→ Source data
********************

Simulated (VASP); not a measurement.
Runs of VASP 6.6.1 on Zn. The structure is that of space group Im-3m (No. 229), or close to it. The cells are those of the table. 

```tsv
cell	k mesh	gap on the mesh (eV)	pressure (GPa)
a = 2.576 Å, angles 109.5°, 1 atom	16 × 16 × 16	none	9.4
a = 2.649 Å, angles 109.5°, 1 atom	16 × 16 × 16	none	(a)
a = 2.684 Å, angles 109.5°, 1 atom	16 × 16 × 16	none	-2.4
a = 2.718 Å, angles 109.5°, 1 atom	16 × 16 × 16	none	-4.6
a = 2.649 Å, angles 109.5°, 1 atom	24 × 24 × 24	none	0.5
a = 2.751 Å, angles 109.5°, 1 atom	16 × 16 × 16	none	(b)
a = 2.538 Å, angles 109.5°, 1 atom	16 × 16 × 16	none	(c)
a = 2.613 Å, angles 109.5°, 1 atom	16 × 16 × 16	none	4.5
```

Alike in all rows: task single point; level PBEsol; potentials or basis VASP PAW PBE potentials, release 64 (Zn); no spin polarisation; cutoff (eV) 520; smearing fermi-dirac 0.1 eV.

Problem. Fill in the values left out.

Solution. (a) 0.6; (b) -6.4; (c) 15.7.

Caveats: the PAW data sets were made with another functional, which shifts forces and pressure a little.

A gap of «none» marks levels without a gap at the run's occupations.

********************

→ Activity
In the listing above, reproduce the first line and each one after it through the line that contains "Caveats: the PAW".

→ Task output
Simulated (VASP); not a measurement.
Runs of VASP 6.6.1 on Zn. The structure is that of space group Im-3m (No. 229), or close to it. The cells are those of the table. 

```tsv
cell	k mesh	gap on the mesh (eV)	pressure (GPa)
a = 2.576 Å, angles 109.5°, 1 atom	16 × 16 × 16	none	9.4
a = 2.649 Å, angles 109.5°, 1 atom	16 × 16 × 16	none	(a)
a = 2.684 Å, angles 109.5°, 1 atom	16 × 16 × 16	none	-2.4
a = 2.718 Å, angles 109.5°, 1 atom	16 × 16 × 16	none	-4.6
a = 2.649 Å, angles 109.5°, 1 atom	24 × 24 × 24	none	0.5
a = 2.751 Å, angles 109.5°, 1 atom	16 × 16 × 16	none	(b)
a = 2.538 Å, angles 109.5°, 1 atom	16 × 16 × 16	none	(c)
a = 2.613 Å, angles 109.5°, 1 atom	16 × 16 × 16	none	4.5
```

Alike in all rows: task single point; level PBEsol; potentials or basis VASP PAW PBE potentials, release 64 (Zn); no spin polarisation; cutoff (eV) 520; smearing fermi-dirac 0.1 eV.

Problem. Fill in the values left out.

Solution. (a) 0.6; (b) -6.4; (c) 15.7.

Caveats: the PAW data sets were made with another functional, which shifts forces and pressure a little.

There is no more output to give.